**Task item:** Every record, down to the last line, must be given again exactly.

**Data extract:**
::::::::

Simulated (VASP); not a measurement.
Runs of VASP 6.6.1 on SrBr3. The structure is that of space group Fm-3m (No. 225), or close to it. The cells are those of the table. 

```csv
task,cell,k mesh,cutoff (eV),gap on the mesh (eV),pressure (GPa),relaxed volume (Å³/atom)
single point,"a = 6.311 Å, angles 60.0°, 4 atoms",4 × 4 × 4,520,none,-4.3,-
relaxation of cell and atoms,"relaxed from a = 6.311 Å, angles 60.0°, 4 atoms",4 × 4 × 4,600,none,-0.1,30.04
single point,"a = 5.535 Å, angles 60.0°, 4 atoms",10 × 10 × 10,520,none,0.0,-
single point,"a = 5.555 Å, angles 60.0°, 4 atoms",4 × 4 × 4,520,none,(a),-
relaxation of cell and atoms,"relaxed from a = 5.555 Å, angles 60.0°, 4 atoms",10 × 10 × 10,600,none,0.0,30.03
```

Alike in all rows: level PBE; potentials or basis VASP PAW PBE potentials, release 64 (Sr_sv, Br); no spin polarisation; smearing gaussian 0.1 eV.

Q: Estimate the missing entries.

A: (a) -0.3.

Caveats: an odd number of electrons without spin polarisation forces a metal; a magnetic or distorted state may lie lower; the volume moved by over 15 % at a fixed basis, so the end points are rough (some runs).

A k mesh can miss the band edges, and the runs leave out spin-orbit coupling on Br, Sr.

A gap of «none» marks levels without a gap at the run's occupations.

::::::::

**Task response:**
Simulated (VASP); not a measurement.
Runs of VASP 6.6.1 on SrBr3. The structure is that of space group Fm-3m (No. 225), or close to it. The cells are those of the table. 

```csv
task,cell,k mesh,cutoff (eV),gap on the mesh (eV),pressure (GPa),relaxed volume (Å³/atom)
single point,"a = 6.311 Å, angles 60.0°, 4 atoms",4 × 4 × 4,520,none,-4.3,-
relaxation of cell and atoms,"relaxed from a = 6.311 Å, angles 60.0°, 4 atoms",4 × 4 × 4,600,none,-0.1,30.04
single point,"a = 5.535 Å, angles 60.0°, 4 atoms",10 × 10 × 10,520,none,0.0,-
single point,"a = 5.555 Å, angles 60.0°, 4 atoms",4 × 4 × 4,520,none,(a),-
relaxation of cell and atoms,"relaxed from a = 5.555 Å, angles 60.0°, 4 atoms",10 × 10 × 10,600,none,0.0,30.03
```

Alike in all rows: level PBE; potentials or basis VASP PAW PBE potentials, release 64 (Sr_sv, Br); no spin polarisation; smearing gaussian 0.1 eV.

Q: Estimate the missing entries.

A: (a) -0.3.

Caveats: an odd number of electrons without spin polarisation forces a metal; a magnetic or distorted state may lie lower; the volume moved by over 15 % at a fixed basis, so the end points are rough (some runs).

A k mesh can miss the band edges, and the runs leave out spin-orbit coupling on Br, Sr.

A gap of «none» marks levels without a gap at the run's occupations.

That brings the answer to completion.